• _Dataset content_:
****

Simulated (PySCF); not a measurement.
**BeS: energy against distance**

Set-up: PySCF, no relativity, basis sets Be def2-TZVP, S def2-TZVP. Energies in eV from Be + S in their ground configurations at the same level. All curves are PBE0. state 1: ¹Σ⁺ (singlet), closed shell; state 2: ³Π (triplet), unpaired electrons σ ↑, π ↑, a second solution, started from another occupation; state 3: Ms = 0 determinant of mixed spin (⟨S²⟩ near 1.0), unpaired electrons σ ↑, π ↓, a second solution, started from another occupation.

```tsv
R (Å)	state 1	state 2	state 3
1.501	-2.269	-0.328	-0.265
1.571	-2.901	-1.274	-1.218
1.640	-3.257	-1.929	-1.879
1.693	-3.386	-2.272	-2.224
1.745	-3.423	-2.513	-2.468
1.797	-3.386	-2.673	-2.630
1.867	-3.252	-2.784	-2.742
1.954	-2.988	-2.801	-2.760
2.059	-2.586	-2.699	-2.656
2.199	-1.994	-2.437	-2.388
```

****

From the top of the material above, print every line exactly, ending with the line that holds "energy against distance**".

• _Answer box_:
Simulated (PySCF); not a measurement.
**BeS: energy against distance**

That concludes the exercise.